Without changing a single word, restate the entries below.

Segment Start: Excerpted records

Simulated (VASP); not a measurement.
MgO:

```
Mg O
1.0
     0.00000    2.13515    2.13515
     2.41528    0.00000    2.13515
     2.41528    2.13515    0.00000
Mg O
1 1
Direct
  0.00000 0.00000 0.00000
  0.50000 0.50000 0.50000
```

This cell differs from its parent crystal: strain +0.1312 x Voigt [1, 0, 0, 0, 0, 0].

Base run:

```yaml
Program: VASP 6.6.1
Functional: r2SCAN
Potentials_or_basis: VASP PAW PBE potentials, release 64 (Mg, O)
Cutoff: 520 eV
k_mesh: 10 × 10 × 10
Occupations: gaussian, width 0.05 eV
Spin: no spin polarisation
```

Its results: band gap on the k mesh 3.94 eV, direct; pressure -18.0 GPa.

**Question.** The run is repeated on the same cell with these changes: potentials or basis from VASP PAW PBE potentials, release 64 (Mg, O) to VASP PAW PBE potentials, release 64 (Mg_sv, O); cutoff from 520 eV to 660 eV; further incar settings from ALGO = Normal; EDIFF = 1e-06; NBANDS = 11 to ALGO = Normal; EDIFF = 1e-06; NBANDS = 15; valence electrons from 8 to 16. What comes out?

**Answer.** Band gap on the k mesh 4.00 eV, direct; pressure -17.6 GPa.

Segment End: Excerpted records

> **Problem solution**:
Simulated (VASP); not a measurement.
MgO:

```
Mg O
1.0
     0.00000    2.13515    2.13515
     2.41528    0.00000    2.13515
     2.41528    2.13515    0.00000
Mg O
1 1
Direct
  0.00000 0.00000 0.00000
  0.50000 0.50000 0.50000
```

This cell differs from its parent crystal: strain +0.1312 x Voigt [1, 0, 0, 0, 0, 0].

Base run:

```yaml
Program: VASP 6.6.1
Functional: r2SCAN
Potentials_or_basis: VASP PAW PBE potentials, release 64 (Mg, O)
Cutoff: 520 eV
k_mesh: 10 × 10 × 10
Occupations: gaussian, width 0.05 eV
Spin: no spin polarisation
```

Its results: band gap on the k mesh 3.94 eV, direct; pressure -18.0 GPa.

**Question.** The run is repeated on the same cell with these changes: potentials or basis from VASP PAW PBE potentials, release 64 (Mg, O) to VASP PAW PBE potentials, release 64 (Mg_sv, O); cutoff from 520 eV to 660 eV; further incar settings from ALGO = Normal; EDIFF = 1e-06; NBANDS = 11 to ALGO = Normal; EDIFF = 1e-06; NBANDS = 15; valence electrons from 8 to 16. What comes out?

**Answer.** Band gap on the k mesh 4.00 eV, direct; pressure -17.6 GPa.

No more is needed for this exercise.